Task item: Would you write out all of the entries below, exactly as they stand?

Recorded information:

========

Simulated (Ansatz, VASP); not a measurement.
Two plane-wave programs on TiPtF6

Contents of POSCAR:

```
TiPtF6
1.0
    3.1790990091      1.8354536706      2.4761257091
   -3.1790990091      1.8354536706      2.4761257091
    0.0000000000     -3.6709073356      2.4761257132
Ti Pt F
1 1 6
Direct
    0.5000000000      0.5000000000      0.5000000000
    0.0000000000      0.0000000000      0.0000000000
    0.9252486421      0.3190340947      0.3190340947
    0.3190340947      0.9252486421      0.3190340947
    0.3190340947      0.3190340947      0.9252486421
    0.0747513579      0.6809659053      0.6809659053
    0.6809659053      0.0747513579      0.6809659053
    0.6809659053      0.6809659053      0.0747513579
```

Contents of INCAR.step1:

========

Response:
Simulated (Ansatz, VASP); not a measurement.
Two plane-wave programs on TiPtF6

Contents of POSCAR:

```
TiPtF6
1.0
    3.1790990091      1.8354536706      2.4761257091
   -3.1790990091      1.8354536706      2.4761257091
    0.0000000000     -3.6709073356      2.4761257132
Ti Pt F
1 1 6
Direct
    0.5000000000      0.5000000000      0.5000000000
    0.0000000000      0.0000000000      0.0000000000
    0.9252486421      0.3190340947      0.3190340947
    0.3190340947      0.9252486421      0.3190340947
    0.3190340947      0.3190340947      0.9252486421
    0.0747513579      0.6809659053      0.6809659053
    0.6809659053      0.0747513579      0.6809659053
    0.6809659053      0.6809659053      0.0747513579
```

Contents of INCAR.step1:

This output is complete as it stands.